Data section start

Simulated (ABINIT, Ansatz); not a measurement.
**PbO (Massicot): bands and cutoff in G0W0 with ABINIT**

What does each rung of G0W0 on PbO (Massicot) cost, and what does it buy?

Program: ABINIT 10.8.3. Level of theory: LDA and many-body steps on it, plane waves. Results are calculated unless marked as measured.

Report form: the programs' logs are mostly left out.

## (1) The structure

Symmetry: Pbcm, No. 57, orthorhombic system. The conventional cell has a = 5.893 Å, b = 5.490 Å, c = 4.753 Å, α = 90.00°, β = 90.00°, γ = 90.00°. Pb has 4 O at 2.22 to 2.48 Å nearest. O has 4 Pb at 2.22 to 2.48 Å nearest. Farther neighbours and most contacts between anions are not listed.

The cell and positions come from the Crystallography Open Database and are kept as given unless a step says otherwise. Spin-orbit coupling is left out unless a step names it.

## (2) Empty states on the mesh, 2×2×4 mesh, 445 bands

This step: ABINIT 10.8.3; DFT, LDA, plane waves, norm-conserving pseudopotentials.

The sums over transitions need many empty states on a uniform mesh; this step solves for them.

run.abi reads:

Data section end

Exercise: Of all the entries above, retype exactly the lines from the line with "## (2) Empty" to the line with "The sums over", both included, and no others.

Result:
## (2) Empty states on the mesh, 2×2×4 mesh, 445 bands

This step: ABINIT 10.8.3; DFT, LDA, plane waves, norm-conserving pseudopotentials.

The sums over transitions need many empty states on a uniform mesh; this step solves for them.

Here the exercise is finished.